▶ **Action item**: Instruction for the data below: set down exactly the lines from the line with "17.046 | ? | ? |" to the line with "Largest site moment", inclusive, and no others.

==== Recorded data

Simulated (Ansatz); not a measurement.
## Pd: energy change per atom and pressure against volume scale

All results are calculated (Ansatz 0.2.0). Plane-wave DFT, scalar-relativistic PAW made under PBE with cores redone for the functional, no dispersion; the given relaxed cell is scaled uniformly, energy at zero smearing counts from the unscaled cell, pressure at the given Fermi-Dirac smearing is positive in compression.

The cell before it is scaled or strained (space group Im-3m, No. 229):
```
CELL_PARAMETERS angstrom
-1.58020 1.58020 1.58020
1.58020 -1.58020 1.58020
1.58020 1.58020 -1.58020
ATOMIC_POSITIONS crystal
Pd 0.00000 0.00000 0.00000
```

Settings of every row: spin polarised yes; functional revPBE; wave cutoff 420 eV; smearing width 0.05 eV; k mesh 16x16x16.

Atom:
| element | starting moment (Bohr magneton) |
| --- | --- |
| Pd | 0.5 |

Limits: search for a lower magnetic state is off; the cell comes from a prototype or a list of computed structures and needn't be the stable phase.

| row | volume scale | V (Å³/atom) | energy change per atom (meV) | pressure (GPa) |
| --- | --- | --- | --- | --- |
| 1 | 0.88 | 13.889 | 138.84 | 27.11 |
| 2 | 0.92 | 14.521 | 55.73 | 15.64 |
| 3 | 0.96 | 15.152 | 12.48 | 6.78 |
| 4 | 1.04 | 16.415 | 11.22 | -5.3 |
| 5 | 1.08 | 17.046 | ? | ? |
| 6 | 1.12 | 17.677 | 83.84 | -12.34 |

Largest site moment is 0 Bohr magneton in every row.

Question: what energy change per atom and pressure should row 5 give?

========

▶ **Answer section**:
| 5 | 1.08 | 17.046 | ? | ? |
| 6 | 1.12 | 17.677 | 83.84 | -12.34 |

Largest site moment is 0 Bohr magneton in every row.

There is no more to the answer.